* _Data extracts_
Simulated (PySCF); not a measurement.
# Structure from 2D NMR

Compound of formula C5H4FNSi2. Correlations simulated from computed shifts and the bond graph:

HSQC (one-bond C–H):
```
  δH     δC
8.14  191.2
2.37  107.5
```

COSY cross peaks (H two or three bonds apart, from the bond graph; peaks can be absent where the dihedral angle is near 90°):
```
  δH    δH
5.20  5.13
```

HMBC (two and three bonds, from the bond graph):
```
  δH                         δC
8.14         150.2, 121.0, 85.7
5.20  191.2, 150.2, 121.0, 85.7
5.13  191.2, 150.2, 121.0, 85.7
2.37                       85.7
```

* _Assignment_
Write out all the entries exactly.

* _Problem solution_
Simulated (PySCF); not a measurement.
# Structure from 2D NMR

Compound of formula C5H4FNSi2. Correlations simulated from computed shifts and the bond graph:

HSQC (one-bond C–H):
```
  δH     δC
8.14  191.2
2.37  107.5
```

COSY cross peaks (H two or three bonds apart, from the bond graph; peaks can be absent where the dihedral angle is near 90°):
```
  δH    δH
5.20  5.13
```

HMBC (two and three bonds, from the bond graph):
```
  δH                         δC
8.14         150.2, 121.0, 85.7
5.20  191.2, 150.2, 121.0, 85.7
5.13  191.2, 150.2, 121.0, 85.7
2.37                       85.7
```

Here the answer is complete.